■ ■ ■ ■

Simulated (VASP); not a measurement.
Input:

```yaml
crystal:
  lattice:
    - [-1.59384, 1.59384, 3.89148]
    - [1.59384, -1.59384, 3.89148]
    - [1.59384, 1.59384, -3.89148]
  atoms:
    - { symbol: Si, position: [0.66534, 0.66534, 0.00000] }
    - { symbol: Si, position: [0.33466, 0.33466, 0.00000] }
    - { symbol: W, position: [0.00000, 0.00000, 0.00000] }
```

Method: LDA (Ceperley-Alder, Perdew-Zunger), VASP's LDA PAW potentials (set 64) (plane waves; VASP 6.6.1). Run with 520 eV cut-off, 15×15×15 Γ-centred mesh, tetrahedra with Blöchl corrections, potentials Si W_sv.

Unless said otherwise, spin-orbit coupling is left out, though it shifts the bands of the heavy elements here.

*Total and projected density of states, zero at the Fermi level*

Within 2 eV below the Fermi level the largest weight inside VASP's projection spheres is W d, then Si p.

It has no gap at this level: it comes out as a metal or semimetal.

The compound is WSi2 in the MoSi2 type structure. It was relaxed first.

■ ■ ■ ■

| WORK TASK |
Each record above must be given again exactly.

| ANSWER BOX |
Simulated (VASP); not a measurement.
Input:

```yaml
crystal:
  lattice:
    - [-1.59384, 1.59384, 3.89148]
    - [1.59384, -1.59384, 3.89148]
    - [1.59384, 1.59384, -3.89148]
  atoms:
    - { symbol: Si, position: [0.66534, 0.66534, 0.00000] }
    - { symbol: Si, position: [0.33466, 0.33466, 0.00000] }
    - { symbol: W, position: [0.00000, 0.00000, 0.00000] }
```

Method: LDA (Ceperley-Alder, Perdew-Zunger), VASP's LDA PAW potentials (set 64) (plane waves; VASP 6.6.1). Run with 520 eV cut-off, 15×15×15 Γ-centred mesh, tetrahedra with Blöchl corrections, potentials Si W_sv.

Unless said otherwise, spin-orbit coupling is left out, though it shifts the bands of the heavy elements here.

*Total and projected density of states, zero at the Fermi level*

Within 2 eV below the Fermi level the largest weight inside VASP's projection spheres is W d, then Si p.

It has no gap at this level: it comes out as a metal or semimetal.

The compound is WSi2 in the MoSi2 type structure. It was relaxed first.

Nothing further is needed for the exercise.